Study material below:

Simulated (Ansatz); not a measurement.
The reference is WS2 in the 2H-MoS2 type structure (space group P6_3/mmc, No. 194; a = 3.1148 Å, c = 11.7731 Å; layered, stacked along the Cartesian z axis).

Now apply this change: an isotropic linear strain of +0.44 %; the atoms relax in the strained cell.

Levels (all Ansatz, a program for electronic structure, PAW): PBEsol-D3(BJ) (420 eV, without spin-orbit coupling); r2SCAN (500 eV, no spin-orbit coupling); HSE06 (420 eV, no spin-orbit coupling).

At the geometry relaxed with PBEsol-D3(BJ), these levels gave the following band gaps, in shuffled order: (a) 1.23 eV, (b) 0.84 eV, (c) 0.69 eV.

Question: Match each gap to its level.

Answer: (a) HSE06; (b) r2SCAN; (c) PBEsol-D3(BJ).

End of Study material.

> [Activity]:
Reproduce the entries exactly, each one as given.

> [Your solution]:
Simulated (Ansatz); not a measurement.
The reference is WS2 in the 2H-MoS2 type structure (space group P6_3/mmc, No. 194; a = 3.1148 Å, c = 11.7731 Å; layered, stacked along the Cartesian z axis).

Now apply this change: an isotropic linear strain of +0.44 %; the atoms relax in the strained cell.

Levels (all Ansatz, a program for electronic structure, PAW): PBEsol-D3(BJ) (420 eV, without spin-orbit coupling); r2SCAN (500 eV, no spin-orbit coupling); HSE06 (420 eV, no spin-orbit coupling).

At the geometry relaxed with PBEsol-D3(BJ), these levels gave the following band gaps, in shuffled order: (a) 1.23 eV, (b) 0.84 eV, (c) 0.69 eV.

Question: Match each gap to its level.

Answer: (a) HSE06; (b) r2SCAN; (c) PBEsol-D3(BJ).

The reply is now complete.